Records provided: Begin
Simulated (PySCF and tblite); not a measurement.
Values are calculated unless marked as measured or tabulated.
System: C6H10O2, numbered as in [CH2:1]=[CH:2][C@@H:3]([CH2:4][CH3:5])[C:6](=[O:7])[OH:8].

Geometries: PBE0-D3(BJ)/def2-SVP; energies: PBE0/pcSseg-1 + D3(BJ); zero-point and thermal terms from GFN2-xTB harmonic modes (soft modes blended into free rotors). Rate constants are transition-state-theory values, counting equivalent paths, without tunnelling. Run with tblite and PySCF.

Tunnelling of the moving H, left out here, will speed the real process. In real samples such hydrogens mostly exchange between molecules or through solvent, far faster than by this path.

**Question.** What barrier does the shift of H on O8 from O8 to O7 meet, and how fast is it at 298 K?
Records provided: End

## Action item
Would you please transcribe the lines above exactly, starting with the first line of the material and ending with the line that has "System: C6H10O2, numbered"?

## Reply
Simulated (PySCF and tblite); not a measurement.
Values are calculated unless marked as measured or tabulated.
System: C6H10O2, numbered as in [CH2:1]=[CH:2][C@@H:3]([CH2:4][CH3:5])[C:6](=[O:7])[OH:8].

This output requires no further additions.